● ● ● ●

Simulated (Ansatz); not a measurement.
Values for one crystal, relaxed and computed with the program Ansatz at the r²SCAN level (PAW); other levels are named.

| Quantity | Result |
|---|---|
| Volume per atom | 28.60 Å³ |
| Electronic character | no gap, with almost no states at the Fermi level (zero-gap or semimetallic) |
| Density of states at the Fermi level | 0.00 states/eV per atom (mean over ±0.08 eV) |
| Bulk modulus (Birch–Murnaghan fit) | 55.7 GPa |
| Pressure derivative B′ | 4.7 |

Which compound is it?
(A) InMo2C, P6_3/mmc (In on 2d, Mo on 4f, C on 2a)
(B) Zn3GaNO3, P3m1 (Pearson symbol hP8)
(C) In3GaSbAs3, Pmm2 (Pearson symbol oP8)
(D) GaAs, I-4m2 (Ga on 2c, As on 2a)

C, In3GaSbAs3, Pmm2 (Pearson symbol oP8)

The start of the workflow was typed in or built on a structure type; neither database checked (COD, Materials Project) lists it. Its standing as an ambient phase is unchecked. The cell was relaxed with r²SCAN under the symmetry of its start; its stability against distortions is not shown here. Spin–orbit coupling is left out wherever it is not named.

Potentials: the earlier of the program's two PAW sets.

● ● ● ●

* Exercise
Everything from the line with "over ±0.08 eV) |" through the line with "The start of" should be written out exactly as it appears above, end lines included, and nothing outside that range.

* Task result
| Density of states at the Fermi level | 0.00 states/eV per atom (mean over ±0.08 eV) |
| Bulk modulus (Birch–Murnaghan fit) | 55.7 GPa |
| Pressure derivative B′ | 4.7 |

Which compound is it?
(A) InMo2C, P6_3/mmc (In on 2d, Mo on 4f, C on 2a)
(B) Zn3GaNO3, P3m1 (Pearson symbol hP8)
(C) In3GaSbAs3, Pmm2 (Pearson symbol oP8)
(D) GaAs, I-4m2 (Ga on 2c, As on 2a)

C, In3GaSbAs3, Pmm2 (Pearson symbol oP8)

The start of the workflow was typed in or built on a structure type; neither database checked (COD, Materials Project) lists it. Its standing as an ambient phase is unchecked. The cell was relaxed with r²SCAN under the symmetry of its start; its stability against distortions is not shown here. Spin–orbit coupling is left out wherever it is not named.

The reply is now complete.